> **TASK ITEM**:
However many lines the data holds, transcribe them all exactly.

*** Opening LISTED RECORDS ***

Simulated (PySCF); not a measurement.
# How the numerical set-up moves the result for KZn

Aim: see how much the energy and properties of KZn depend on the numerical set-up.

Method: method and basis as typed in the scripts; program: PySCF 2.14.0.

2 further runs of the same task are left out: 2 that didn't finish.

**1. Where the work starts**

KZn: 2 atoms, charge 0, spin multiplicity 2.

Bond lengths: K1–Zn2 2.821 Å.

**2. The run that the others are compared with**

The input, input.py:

*** Closing LISTED RECORDS ***

> **ANSWER SPACE**:
Simulated (PySCF); not a measurement.
# How the numerical set-up moves the result for KZn

Aim: see how much the energy and properties of KZn depend on the numerical set-up.

Method: method and basis as typed in the scripts; program: PySCF 2.14.0.

2 further runs of the same task are left out: 2 that didn't finish.

**1. Where the work starts**

KZn: 2 atoms, charge 0, spin multiplicity 2.

Bond lengths: K1–Zn2 2.821 Å.

**2. The run that the others are compared with**

The input, input.py:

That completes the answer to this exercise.